--------------------
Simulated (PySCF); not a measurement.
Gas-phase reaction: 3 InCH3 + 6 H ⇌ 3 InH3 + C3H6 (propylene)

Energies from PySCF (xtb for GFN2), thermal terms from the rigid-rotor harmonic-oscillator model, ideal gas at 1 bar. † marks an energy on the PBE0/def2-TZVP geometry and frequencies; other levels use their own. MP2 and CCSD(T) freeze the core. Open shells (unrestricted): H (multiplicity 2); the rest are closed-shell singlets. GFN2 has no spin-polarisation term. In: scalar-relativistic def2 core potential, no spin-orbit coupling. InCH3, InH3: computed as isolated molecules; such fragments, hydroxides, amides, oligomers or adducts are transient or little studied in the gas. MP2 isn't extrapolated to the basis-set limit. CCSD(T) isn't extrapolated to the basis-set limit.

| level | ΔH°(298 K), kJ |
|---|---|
--------------------

Requirement
The listing above must be written out again in its entirety, exactly as given.

Written reply
Simulated (PySCF); not a measurement.
Gas-phase reaction: 3 InCH3 + 6 H ⇌ 3 InH3 + C3H6 (propylene)

Energies from PySCF (xtb for GFN2), thermal terms from the rigid-rotor harmonic-oscillator model, ideal gas at 1 bar. † marks an energy on the PBE0/def2-TZVP geometry and frequencies; other levels use their own. MP2 and CCSD(T) freeze the core. Open shells (unrestricted): H (multiplicity 2); the rest are closed-shell singlets. GFN2 has no spin-polarisation term. In: scalar-relativistic def2 core potential, no spin-orbit coupling. InCH3, InH3: computed as isolated molecules; such fragments, hydroxides, amides, oligomers or adducts are transient or little studied in the gas. MP2 isn't extrapolated to the basis-set limit. CCSD(T) isn't extrapolated to the basis-set limit.

| level | ΔH°(298 K), kJ |
|---|---|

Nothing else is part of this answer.